▸ **REQUIREMENT**
Among the records that follow, set down only the lines from the one containing "Computed with NWChem." to the one containing "3. At x = 0.43", both included, exactly.

============================================================
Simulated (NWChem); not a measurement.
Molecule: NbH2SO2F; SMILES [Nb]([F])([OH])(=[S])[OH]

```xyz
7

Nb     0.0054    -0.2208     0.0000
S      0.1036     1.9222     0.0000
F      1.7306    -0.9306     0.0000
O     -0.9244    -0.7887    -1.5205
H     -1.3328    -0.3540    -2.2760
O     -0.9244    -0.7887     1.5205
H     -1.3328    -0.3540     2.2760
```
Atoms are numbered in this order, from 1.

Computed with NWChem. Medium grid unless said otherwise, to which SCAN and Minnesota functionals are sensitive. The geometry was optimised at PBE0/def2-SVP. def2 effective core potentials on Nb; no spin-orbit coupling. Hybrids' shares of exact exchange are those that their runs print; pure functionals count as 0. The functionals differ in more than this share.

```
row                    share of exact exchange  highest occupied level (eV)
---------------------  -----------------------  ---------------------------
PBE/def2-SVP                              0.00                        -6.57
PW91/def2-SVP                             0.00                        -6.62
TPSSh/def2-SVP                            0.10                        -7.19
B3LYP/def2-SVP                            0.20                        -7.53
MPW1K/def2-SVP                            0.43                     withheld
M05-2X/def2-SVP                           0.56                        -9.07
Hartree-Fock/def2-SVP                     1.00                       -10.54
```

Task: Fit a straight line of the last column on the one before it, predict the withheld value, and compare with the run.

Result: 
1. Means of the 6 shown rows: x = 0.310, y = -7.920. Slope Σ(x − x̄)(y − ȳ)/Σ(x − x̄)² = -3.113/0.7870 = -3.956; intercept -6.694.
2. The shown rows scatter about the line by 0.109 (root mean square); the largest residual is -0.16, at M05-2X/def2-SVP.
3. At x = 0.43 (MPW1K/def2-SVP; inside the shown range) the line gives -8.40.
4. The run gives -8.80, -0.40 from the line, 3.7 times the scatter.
============================================================

▸ **PROBLEM SOLUTION**
Computed with NWChem. Medium grid unless said otherwise, to which SCAN and Minnesota functionals are sensitive. The geometry was optimised at PBE0/def2-SVP. def2 effective core potentials on Nb; no spin-orbit coupling. Hybrids' shares of exact exchange are those that their runs print; pure functionals count as 0. The functionals differ in more than this share.

```
row                    share of exact exchange  highest occupied level (eV)
---------------------  -----------------------  ---------------------------
PBE/def2-SVP                              0.00                        -6.57
PW91/def2-SVP                             0.00                        -6.62
TPSSh/def2-SVP                            0.10                        -7.19
B3LYP/def2-SVP                            0.20                        -7.53
MPW1K/def2-SVP                            0.43                     withheld
M05-2X/def2-SVP                           0.56                        -9.07
Hartree-Fock/def2-SVP                     1.00                       -10.54
```

Task: Fit a straight line of the last column on the one before it, predict the withheld value, and compare with the run.

Result: 
1. Means of the 6 shown rows: x = 0.310, y = -7.920. Slope Σ(x − x̄)(y − ȳ)/Σ(x − x̄)² = -3.113/0.7870 = -3.956; intercept -6.694.
2. The shown rows scatter about the line by 0.109 (root mean square); the largest residual is -0.16, at M05-2X/def2-SVP.
3. At x = 0.43 (MPW1K/def2-SVP; inside the shown range) the line gives -8.40.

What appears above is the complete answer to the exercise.